**Given information:**
-=-=-=-=-
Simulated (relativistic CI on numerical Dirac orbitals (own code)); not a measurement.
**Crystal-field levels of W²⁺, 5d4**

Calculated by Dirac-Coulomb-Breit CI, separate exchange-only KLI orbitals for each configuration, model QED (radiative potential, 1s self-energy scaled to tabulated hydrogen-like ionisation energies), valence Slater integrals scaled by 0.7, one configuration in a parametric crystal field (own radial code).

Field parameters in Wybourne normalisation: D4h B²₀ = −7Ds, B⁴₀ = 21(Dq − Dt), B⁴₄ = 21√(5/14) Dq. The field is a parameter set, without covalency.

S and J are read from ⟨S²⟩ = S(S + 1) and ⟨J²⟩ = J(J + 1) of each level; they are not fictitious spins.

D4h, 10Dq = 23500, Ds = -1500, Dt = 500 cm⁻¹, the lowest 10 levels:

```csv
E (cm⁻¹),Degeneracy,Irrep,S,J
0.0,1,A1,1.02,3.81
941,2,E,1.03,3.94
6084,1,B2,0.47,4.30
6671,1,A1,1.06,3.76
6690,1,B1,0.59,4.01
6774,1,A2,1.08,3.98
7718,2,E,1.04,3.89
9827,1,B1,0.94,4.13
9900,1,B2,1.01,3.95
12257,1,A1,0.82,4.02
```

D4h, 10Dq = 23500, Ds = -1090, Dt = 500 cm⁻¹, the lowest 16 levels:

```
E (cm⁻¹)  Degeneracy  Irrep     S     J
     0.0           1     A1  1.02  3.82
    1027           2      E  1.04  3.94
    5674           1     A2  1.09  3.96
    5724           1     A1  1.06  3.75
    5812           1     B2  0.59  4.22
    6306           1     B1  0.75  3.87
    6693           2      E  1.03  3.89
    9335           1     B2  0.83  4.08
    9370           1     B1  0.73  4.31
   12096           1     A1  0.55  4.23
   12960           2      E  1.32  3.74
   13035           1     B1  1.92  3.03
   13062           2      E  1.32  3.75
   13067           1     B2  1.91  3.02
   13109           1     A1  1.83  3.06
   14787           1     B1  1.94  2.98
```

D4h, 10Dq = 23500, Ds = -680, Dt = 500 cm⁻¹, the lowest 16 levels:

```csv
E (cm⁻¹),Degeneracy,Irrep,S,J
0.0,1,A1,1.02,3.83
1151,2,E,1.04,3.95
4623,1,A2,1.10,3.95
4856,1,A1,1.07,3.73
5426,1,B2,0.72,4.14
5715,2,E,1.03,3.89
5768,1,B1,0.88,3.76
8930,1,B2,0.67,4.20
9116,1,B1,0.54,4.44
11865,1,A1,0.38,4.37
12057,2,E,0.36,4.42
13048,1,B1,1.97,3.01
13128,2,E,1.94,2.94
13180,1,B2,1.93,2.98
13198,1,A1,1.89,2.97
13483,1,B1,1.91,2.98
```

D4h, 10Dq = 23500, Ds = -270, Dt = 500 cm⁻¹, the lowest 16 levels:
-=-=-=-=-

**Work task:**
Copy the lines above exactly. Start with the line containing "Field parameters in", end with the line containing "S and J are", and include both.

**Task result:**
Field parameters in Wybourne normalisation: D4h B²₀ = −7Ds, B⁴₀ = 21(Dq − Dt), B⁴₄ = 21√(5/14) Dq. The field is a parameter set, without covalency.

S and J are read from ⟨S²⟩ = S(S + 1) and ⟨J²⟩ = J(J + 1) of each level; they are not fictitious spins.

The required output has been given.